▶ **ACTIVITY**:
All lines from the first line of the material up to and including the line with "Answer: dE/du = 0" must be copied exactly, and no others.

━━━━━ RECORDS PROVIDED
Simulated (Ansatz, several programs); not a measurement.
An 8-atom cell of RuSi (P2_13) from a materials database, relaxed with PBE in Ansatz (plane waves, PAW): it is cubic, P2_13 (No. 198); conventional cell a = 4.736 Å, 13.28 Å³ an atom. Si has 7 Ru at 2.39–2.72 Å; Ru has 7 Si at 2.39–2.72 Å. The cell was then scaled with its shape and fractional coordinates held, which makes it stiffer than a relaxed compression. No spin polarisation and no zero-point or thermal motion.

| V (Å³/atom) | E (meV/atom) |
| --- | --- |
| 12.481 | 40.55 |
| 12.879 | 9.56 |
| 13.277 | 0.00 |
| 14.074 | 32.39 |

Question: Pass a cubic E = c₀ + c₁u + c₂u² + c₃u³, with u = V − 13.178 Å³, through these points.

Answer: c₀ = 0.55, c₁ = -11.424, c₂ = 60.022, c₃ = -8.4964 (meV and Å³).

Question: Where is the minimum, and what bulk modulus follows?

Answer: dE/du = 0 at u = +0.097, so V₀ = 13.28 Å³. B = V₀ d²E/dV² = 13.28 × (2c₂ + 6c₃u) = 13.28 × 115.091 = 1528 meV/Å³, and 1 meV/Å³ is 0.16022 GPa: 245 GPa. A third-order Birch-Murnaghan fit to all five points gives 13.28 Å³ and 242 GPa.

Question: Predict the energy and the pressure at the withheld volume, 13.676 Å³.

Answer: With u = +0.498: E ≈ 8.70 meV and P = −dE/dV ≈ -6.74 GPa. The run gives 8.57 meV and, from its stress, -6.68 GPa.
━━━━━━━━━━

▶ **EXERCISE SOLUTION**:
Simulated (Ansatz, several programs); not a measurement.
An 8-atom cell of RuSi (P2_13) from a materials database, relaxed with PBE in Ansatz (plane waves, PAW): it is cubic, P2_13 (No. 198); conventional cell a = 4.736 Å, 13.28 Å³ an atom. Si has 7 Ru at 2.39–2.72 Å; Ru has 7 Si at 2.39–2.72 Å. The cell was then scaled with its shape and fractional coordinates held, which makes it stiffer than a relaxed compression. No spin polarisation and no zero-point or thermal motion.

| V (Å³/atom) | E (meV/atom) |
| --- | --- |
| 12.481 | 40.55 |
| 12.879 | 9.56 |
| 13.277 | 0.00 |
| 14.074 | 32.39 |

Question: Pass a cubic E = c₀ + c₁u + c₂u² + c₃u³, with u = V − 13.178 Å³, through these points.

Answer: c₀ = 0.55, c₁ = -11.424, c₂ = 60.022, c₃ = -8.4964 (meV and Å³).

Question: Where is the minimum, and what bulk modulus follows?

Answer: dE/du = 0 at u = +0.097, so V₀ = 13.28 Å³. B = V₀ d²E/dV² = 13.28 × (2c₂ + 6c₃u) = 13.28 × 115.091 = 1528 meV/Å³, and 1 meV/Å³ is 0.16022 GPa: 245 GPa. A third-order Birch-Murnaghan fit to all five points gives 13.28 Å³ and 242 GPa.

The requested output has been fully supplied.